[Brief] Produce an exact copy of the lines below, starting at the first and ending with the line containing "Task: How far does it lie above each of them?".

[Information provided]
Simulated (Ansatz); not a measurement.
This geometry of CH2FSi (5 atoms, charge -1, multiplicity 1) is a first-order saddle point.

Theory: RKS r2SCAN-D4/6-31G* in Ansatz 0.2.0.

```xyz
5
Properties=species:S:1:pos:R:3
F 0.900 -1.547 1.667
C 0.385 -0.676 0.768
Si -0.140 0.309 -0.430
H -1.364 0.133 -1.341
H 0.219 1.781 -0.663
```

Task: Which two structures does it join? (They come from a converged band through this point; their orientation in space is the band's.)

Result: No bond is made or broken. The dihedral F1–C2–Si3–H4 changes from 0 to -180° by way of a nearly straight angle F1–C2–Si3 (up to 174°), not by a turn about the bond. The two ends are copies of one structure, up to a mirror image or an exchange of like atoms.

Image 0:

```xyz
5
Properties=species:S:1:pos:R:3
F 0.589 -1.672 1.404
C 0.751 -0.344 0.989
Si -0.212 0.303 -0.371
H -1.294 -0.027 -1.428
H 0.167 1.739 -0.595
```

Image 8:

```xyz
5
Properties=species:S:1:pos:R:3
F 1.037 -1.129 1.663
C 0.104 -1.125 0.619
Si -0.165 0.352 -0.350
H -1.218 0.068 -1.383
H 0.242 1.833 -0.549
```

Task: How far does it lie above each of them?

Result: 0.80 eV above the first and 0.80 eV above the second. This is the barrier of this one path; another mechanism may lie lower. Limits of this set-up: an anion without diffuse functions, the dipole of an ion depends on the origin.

[Answer section]
Simulated (Ansatz); not a measurement.
This geometry of CH2FSi (5 atoms, charge -1, multiplicity 1) is a first-order saddle point.

Theory: RKS r2SCAN-D4/6-31G* in Ansatz 0.2.0.

```xyz
5
Properties=species:S:1:pos:R:3
F 0.900 -1.547 1.667
C 0.385 -0.676 0.768
Si -0.140 0.309 -0.430
H -1.364 0.133 -1.341
H 0.219 1.781 -0.663
```

Task: Which two structures does it join? (They come from a converged band through this point; their orientation in space is the band's.)

Result: No bond is made or broken. The dihedral F1–C2–Si3–H4 changes from 0 to -180° by way of a nearly straight angle F1–C2–Si3 (up to 174°), not by a turn about the bond. The two ends are copies of one structure, up to a mirror image or an exchange of like atoms.

Image 0:

```xyz
5
Properties=species:S:1:pos:R:3
F 0.589 -1.672 1.404
C 0.751 -0.344 0.989
Si -0.212 0.303 -0.371
H -1.294 -0.027 -1.428
H 0.167 1.739 -0.595
```

Image 8:

```xyz
5
Properties=species:S:1:pos:R:3
F 1.037 -1.129 1.663
C 0.104 -1.125 0.619
Si -0.165 0.352 -0.350
H -1.218 0.068 -1.383
H 0.242 1.833 -0.549
```

Task: How far does it lie above each of them?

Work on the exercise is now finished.